◆ ◆ ◆ ◆ ◆

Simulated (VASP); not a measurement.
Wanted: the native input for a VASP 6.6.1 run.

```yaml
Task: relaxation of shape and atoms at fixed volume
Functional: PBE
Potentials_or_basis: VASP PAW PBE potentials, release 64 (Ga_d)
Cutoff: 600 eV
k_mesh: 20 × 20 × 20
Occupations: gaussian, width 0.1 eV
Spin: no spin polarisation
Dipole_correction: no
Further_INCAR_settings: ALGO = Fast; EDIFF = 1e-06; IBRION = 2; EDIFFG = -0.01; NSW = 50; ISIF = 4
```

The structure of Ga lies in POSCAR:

◆ ◆ ◆ ◆ ◆

- Activity
Each record above has to be set down again, exactly and completely.

- Expected answer
Simulated (VASP); not a measurement.
Wanted: the native input for a VASP 6.6.1 run.

```yaml
Task: relaxation of shape and atoms at fixed volume
Functional: PBE
Potentials_or_basis: VASP PAW PBE potentials, release 64 (Ga_d)
Cutoff: 600 eV
k_mesh: 20 × 20 × 20
Occupations: gaussian, width 0.1 eV
Spin: no spin polarisation
Dipole_correction: no
Further_INCAR_settings: ALGO = Fast; EDIFF = 1e-06; IBRION = 2; EDIFFG = -0.01; NSW = 50; ISIF = 4
```

The structure of Ga lies in POSCAR:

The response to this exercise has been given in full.